## ACTION ITEM
Given the entries below, please return each one exactly.

• • • •
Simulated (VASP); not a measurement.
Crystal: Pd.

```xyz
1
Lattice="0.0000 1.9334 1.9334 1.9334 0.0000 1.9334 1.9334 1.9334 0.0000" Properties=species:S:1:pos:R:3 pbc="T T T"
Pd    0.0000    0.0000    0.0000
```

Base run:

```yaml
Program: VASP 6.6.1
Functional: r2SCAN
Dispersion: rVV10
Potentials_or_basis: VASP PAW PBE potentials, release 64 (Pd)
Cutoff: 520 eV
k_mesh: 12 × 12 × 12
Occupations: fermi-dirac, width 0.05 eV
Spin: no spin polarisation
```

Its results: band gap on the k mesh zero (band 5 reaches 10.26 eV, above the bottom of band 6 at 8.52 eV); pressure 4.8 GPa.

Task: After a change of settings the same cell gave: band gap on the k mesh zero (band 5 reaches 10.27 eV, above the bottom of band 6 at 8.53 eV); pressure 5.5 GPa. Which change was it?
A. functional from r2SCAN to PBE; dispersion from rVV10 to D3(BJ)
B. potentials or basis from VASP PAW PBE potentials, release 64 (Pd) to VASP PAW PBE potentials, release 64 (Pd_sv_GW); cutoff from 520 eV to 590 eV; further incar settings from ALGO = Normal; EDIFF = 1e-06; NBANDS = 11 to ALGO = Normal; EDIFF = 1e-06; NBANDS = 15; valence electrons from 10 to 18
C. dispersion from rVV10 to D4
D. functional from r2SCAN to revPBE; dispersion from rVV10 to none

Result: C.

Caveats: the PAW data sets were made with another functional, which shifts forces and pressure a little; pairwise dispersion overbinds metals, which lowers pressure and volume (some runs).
• • • •

## WRITTEN REPLY
Simulated (VASP); not a measurement.
Crystal: Pd.

```xyz
1
Lattice="0.0000 1.9334 1.9334 1.9334 0.0000 1.9334 1.9334 1.9334 0.0000" Properties=species:S:1:pos:R:3 pbc="T T T"
Pd    0.0000    0.0000    0.0000
```

Base run:

```yaml
Program: VASP 6.6.1
Functional: r2SCAN
Dispersion: rVV10
Potentials_or_basis: VASP PAW PBE potentials, release 64 (Pd)
Cutoff: 520 eV
k_mesh: 12 × 12 × 12
Occupations: fermi-dirac, width 0.05 eV
Spin: no spin polarisation
```

Its results: band gap on the k mesh zero (band 5 reaches 10.26 eV, above the bottom of band 6 at 8.52 eV); pressure 4.8 GPa.

Task: After a change of settings the same cell gave: band gap on the k mesh zero (band 5 reaches 10.27 eV, above the bottom of band 6 at 8.53 eV); pressure 5.5 GPa. Which change was it?
A. functional from r2SCAN to PBE; dispersion from rVV10 to D3(BJ)
B. potentials or basis from VASP PAW PBE potentials, release 64 (Pd) to VASP PAW PBE potentials, release 64 (Pd_sv_GW); cutoff from 520 eV to 590 eV; further incar settings from ALGO = Normal; EDIFF = 1e-06; NBANDS = 11 to ALGO = Normal; EDIFF = 1e-06; NBANDS = 15; valence electrons from 10 to 18
C. dispersion from rVV10 to D4
D. functional from r2SCAN to revPBE; dispersion from rVV10 to none

Result: C.

Caveats: the PAW data sets were made with another functional, which shifts forces and pressure a little; pairwise dispersion overbinds metals, which lowers pressure and volume (some runs).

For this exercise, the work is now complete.